▶ REQUIRED ACTION:
Beginning with the first line and ending with the one containing "What do these", copy the lines of the listing below exactly; omit everything else.

▶ EXTRACTED MATERIAL:
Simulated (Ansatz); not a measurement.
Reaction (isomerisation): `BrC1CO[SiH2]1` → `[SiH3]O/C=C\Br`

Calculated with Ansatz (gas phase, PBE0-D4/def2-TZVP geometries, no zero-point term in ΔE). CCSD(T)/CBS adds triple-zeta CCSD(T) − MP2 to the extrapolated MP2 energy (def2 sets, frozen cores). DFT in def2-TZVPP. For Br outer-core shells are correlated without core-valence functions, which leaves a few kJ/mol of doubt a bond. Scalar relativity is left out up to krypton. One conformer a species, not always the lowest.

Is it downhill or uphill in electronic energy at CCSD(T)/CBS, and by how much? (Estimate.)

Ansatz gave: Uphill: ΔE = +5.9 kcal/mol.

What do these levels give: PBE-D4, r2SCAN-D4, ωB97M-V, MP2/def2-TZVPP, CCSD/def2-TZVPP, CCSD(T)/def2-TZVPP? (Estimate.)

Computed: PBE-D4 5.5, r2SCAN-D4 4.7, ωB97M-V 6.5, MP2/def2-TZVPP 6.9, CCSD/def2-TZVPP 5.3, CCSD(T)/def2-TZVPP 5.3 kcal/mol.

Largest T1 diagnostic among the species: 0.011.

▶ EXERCISE RESPONSE:
Simulated (Ansatz); not a measurement.
Reaction (isomerisation): `BrC1CO[SiH2]1` → `[SiH3]O/C=C\Br`

Calculated with Ansatz (gas phase, PBE0-D4/def2-TZVP geometries, no zero-point term in ΔE). CCSD(T)/CBS adds triple-zeta CCSD(T) − MP2 to the extrapolated MP2 energy (def2 sets, frozen cores). DFT in def2-TZVPP. For Br outer-core shells are correlated without core-valence functions, which leaves a few kJ/mol of doubt a bond. Scalar relativity is left out up to krypton. One conformer a species, not always the lowest.

Is it downhill or uphill in electronic energy at CCSD(T)/CBS, and by how much? (Estimate.)

Ansatz gave: Uphill: ΔE = +5.9 kcal/mol.

What do these levels give: PBE-D4, r2SCAN-D4, ωB97M-V, MP2/def2-TZVPP, CCSD/def2-TZVPP, CCSD(T)/def2-TZVPP? (Estimate.)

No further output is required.